- Assigned task -
Reproduce the lines of the listing exactly, beginning at the top, until the line with "# Zr3N4: gradients" has been reproduced too.

- Record extracts -
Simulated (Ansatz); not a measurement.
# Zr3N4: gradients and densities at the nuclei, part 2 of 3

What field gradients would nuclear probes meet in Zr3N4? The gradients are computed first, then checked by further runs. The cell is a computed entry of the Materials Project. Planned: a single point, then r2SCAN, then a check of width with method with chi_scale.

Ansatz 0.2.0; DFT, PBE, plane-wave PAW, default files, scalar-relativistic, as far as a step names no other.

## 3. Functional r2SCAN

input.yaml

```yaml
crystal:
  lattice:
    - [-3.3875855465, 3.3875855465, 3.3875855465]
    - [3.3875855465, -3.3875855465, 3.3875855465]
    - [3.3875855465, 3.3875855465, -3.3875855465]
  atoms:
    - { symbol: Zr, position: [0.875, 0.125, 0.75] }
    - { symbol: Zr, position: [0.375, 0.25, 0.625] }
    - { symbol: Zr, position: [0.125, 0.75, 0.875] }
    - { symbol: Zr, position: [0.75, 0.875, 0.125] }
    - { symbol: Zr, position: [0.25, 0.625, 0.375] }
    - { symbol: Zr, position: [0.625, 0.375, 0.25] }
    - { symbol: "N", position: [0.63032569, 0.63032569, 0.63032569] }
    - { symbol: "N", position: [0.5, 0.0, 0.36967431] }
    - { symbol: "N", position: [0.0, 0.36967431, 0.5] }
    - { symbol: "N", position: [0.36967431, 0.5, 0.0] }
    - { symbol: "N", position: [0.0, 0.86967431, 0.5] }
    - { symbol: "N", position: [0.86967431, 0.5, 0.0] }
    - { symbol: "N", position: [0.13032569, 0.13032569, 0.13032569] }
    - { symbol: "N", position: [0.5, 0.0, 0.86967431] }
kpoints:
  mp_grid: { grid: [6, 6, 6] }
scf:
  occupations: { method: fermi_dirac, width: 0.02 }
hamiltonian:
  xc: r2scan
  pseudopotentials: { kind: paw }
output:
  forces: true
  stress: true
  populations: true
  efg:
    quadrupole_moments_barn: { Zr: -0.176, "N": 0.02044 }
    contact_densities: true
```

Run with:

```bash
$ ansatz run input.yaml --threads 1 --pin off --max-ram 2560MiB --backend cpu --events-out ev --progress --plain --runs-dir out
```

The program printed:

- Problem solution -
Simulated (Ansatz); not a measurement.
# Zr3N4: gradients and densities at the nuclei, part 2 of 3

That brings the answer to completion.